Stored data ▸
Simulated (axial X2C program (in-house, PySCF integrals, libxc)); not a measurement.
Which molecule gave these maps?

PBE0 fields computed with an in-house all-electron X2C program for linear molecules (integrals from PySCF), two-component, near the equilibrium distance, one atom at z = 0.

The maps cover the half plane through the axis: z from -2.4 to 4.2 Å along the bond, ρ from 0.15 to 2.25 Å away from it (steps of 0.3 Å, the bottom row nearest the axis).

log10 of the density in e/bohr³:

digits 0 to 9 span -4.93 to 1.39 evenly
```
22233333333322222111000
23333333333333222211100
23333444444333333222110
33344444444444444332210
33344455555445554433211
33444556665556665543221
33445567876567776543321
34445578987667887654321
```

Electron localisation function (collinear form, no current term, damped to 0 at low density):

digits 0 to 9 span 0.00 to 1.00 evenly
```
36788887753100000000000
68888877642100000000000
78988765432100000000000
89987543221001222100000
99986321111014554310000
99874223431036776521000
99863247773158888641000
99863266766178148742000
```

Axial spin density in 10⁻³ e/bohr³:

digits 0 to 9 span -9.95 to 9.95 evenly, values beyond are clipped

Work order ▸ Give an exact copy of the lines above, from the top of the records to the line that contains "PBE0 fields computed", taking in both ends.

Task solution ▸
Simulated (axial X2C program (in-house, PySCF integrals, libxc)); not a measurement.
Which molecule gave these maps?

PBE0 fields computed with an in-house all-electron X2C program for linear molecules (integrals from PySCF), two-component, near the equilibrium distance, one atom at z = 0.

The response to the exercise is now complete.